Work item:
Produce an exact copy of the first line of the data below and each line after it, please, up to and including the one with "the k mesh?".

Supplied material:
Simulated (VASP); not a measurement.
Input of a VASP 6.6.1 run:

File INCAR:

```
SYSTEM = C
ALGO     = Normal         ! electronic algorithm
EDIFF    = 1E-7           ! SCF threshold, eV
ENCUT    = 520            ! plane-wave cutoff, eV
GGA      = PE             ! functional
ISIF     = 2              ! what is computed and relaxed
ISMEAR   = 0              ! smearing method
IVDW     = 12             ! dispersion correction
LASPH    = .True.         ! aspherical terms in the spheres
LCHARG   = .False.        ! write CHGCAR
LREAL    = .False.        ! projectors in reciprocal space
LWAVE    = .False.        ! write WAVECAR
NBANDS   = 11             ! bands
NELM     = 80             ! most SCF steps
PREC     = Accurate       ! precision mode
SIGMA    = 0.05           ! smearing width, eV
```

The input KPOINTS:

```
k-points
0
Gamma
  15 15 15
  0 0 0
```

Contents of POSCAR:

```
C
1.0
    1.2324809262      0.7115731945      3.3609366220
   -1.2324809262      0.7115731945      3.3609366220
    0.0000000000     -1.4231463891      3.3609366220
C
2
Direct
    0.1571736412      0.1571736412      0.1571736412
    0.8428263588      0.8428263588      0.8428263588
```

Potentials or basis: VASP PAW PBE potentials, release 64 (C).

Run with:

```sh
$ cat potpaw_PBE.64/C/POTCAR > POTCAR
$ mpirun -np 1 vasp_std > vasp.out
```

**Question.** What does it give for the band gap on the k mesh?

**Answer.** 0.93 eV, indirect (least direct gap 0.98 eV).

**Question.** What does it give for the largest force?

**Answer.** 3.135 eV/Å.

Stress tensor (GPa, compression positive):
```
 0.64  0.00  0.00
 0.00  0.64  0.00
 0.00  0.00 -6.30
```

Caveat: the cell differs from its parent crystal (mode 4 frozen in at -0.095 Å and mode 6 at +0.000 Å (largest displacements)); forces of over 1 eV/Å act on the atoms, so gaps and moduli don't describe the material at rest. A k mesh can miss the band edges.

Solution:
Simulated (VASP); not a measurement.
Input of a VASP 6.6.1 run:

File INCAR:

```
SYSTEM = C
ALGO     = Normal         ! electronic algorithm
EDIFF    = 1E-7           ! SCF threshold, eV
ENCUT    = 520            ! plane-wave cutoff, eV
GGA      = PE             ! functional
ISIF     = 2              ! what is computed and relaxed
ISMEAR   = 0              ! smearing method
IVDW     = 12             ! dispersion correction
LASPH    = .True.         ! aspherical terms in the spheres
LCHARG   = .False.        ! write CHGCAR
LREAL    = .False.        ! projectors in reciprocal space
LWAVE    = .False.        ! write WAVECAR
NBANDS   = 11             ! bands
NELM     = 80             ! most SCF steps
PREC     = Accurate       ! precision mode
SIGMA    = 0.05           ! smearing width, eV
```

The input KPOINTS:

```
k-points
0
Gamma
  15 15 15
  0 0 0
```

Contents of POSCAR:

```
C
1.0
    1.2324809262      0.7115731945      3.3609366220
   -1.2324809262      0.7115731945      3.3609366220
    0.0000000000     -1.4231463891      3.3609366220
C
2
Direct
    0.1571736412      0.1571736412      0.1571736412
    0.8428263588      0.8428263588      0.8428263588
```

Potentials or basis: VASP PAW PBE potentials, release 64 (C).

Run with:

```sh
$ cat potpaw_PBE.64/C/POTCAR > POTCAR
$ mpirun -np 1 vasp_std > vasp.out
```

**Question.** What does it give for the band gap on the k mesh?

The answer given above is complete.